─── DATA FOR ANALYSIS ───

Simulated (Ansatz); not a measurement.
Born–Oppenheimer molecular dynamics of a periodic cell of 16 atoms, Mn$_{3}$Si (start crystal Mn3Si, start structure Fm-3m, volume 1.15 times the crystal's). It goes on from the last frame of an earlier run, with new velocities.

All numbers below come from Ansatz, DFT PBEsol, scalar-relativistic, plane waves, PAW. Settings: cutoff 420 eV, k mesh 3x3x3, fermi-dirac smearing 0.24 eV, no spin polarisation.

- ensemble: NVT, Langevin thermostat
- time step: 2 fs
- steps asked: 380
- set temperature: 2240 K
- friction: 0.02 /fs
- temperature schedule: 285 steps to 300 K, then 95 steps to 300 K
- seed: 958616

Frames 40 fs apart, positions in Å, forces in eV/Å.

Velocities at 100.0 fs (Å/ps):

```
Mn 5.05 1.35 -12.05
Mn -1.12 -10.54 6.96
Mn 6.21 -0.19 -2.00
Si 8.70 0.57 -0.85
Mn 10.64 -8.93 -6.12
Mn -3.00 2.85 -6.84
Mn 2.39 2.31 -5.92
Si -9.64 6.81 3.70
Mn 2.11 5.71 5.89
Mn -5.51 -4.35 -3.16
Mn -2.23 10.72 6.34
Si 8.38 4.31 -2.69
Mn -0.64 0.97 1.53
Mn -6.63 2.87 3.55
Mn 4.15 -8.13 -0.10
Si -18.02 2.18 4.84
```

───

REQUIREMENT>
Up to and including the line that contains "Born–Oppenheimer molecular dynamics", restate each line of the material above word for word, beginning with its first line.

RESULT>
Simulated (Ansatz); not a measurement.
Born–Oppenheimer molecular dynamics of a periodic cell of 16 atoms, Mn$_{3}$Si (start crystal Mn3Si, start structure Fm-3m, volume 1.15 times the crystal's). It goes on from the last frame of an earlier run, with new velocities.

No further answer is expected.